# [Activity]
Would you copy the material below word for word, beginning with its first line and ending with the line that contains "Si 9.6435 4.1047 0.9891 0.5598 1.3681 0.5765"?

Information below:

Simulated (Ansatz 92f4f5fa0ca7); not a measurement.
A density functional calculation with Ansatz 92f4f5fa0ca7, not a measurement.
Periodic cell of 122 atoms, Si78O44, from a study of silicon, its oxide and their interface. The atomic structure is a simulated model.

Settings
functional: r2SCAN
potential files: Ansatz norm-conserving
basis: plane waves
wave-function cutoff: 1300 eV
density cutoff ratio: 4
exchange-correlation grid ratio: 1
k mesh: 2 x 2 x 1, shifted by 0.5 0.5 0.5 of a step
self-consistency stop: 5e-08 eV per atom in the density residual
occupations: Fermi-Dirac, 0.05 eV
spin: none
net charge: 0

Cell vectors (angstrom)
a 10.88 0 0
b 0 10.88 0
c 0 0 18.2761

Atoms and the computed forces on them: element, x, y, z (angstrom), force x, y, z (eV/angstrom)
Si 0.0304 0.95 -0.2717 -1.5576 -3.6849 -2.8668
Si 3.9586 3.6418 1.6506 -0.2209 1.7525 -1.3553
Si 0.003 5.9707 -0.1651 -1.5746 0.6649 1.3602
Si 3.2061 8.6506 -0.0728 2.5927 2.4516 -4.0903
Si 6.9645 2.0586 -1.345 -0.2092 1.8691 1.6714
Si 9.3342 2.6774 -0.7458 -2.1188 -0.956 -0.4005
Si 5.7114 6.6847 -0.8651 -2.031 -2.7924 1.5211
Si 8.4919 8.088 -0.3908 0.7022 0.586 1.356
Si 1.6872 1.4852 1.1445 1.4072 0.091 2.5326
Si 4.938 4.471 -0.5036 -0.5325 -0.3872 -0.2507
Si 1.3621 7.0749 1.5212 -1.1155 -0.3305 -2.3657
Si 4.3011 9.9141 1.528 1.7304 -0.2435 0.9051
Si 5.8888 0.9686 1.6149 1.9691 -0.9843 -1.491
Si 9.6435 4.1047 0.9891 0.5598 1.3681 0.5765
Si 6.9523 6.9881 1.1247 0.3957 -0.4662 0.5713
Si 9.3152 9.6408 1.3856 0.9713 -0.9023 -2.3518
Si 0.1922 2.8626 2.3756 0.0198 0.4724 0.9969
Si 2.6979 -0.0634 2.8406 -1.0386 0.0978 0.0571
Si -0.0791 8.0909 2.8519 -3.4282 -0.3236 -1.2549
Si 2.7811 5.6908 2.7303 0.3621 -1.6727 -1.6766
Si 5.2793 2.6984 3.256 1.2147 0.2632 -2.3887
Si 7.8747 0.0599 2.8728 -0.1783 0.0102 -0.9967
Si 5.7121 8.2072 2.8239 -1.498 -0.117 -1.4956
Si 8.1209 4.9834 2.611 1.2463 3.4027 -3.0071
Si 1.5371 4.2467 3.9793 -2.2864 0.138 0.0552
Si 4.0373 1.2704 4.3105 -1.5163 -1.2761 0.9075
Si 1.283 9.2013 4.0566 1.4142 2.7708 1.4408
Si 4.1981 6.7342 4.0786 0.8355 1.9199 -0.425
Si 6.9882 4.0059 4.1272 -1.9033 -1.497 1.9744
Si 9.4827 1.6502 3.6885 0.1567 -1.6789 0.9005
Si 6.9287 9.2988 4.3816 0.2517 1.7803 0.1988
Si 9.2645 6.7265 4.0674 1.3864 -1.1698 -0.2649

End of Information.

# [Response]
Simulated (Ansatz 92f4f5fa0ca7); not a measurement.
A density functional calculation with Ansatz 92f4f5fa0ca7, not a measurement.
Periodic cell of 122 atoms, Si78O44, from a study of silicon, its oxide and their interface. The atomic structure is a simulated model.

Settings
functional: r2SCAN
potential files: Ansatz norm-conserving
basis: plane waves
wave-function cutoff: 1300 eV
density cutoff ratio: 4
exchange-correlation grid ratio: 1
k mesh: 2 x 2 x 1, shifted by 0.5 0.5 0.5 of a step
self-consistency stop: 5e-08 eV per atom in the density residual
occupations: Fermi-Dirac, 0.05 eV
spin: none
net charge: 0

Cell vectors (angstrom)
a 10.88 0 0
b 0 10.88 0
c 0 0 18.2761

Atoms and the computed forces on them: element, x, y, z (angstrom), force x, y, z (eV/angstrom)
Si 0.0304 0.95 -0.2717 -1.5576 -3.6849 -2.8668
Si 3.9586 3.6418 1.6506 -0.2209 1.7525 -1.3553
Si 0.003 5.9707 -0.1651 -1.5746 0.6649 1.3602
Si 3.2061 8.6506 -0.0728 2.5927 2.4516 -4.0903
Si 6.9645 2.0586 -1.345 -0.2092 1.8691 1.6714
Si 9.3342 2.6774 -0.7458 -2.1188 -0.956 -0.4005
Si 5.7114 6.6847 -0.8651 -2.031 -2.7924 1.5211
Si 8.4919 8.088 -0.3908 0.7022 0.586 1.356
Si 1.6872 1.4852 1.1445 1.4072 0.091 2.5326
Si 4.938 4.471 -0.5036 -0.5325 -0.3872 -0.2507
Si 1.3621 7.0749 1.5212 -1.1155 -0.3305 -2.3657
Si 4.3011 9.9141 1.528 1.7304 -0.2435 0.9051
Si 5.8888 0.9686 1.6149 1.9691 -0.9843 -1.491
Si 9.6435 4.1047 0.9891 0.5598 1.3681 0.5765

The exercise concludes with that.